ASSIGNED TASK: The line containing "B20 (FeSi-type) FeSi, treated" marks the end, so write out exactly every line from the top of the entries below through that one.

RECORD SET:
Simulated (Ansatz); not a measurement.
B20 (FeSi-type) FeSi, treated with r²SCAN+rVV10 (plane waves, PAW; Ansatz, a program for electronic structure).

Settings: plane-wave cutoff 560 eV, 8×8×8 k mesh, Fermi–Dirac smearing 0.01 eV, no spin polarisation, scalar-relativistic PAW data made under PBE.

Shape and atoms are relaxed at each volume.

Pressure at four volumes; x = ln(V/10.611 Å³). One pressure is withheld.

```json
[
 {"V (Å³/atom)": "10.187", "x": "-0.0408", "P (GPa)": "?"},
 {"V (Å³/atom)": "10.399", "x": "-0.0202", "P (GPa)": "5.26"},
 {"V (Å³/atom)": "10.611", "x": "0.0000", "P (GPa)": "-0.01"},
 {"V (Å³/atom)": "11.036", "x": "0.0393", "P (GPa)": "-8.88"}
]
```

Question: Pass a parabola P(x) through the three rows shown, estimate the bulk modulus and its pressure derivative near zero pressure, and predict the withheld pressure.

WRITTEN ANSWER:
Simulated (Ansatz); not a measurement.
B20 (FeSi-type) FeSi, treated with r²SCAN+rVV10 (plane waves, PAW; Ansatz, a program for electronic structure).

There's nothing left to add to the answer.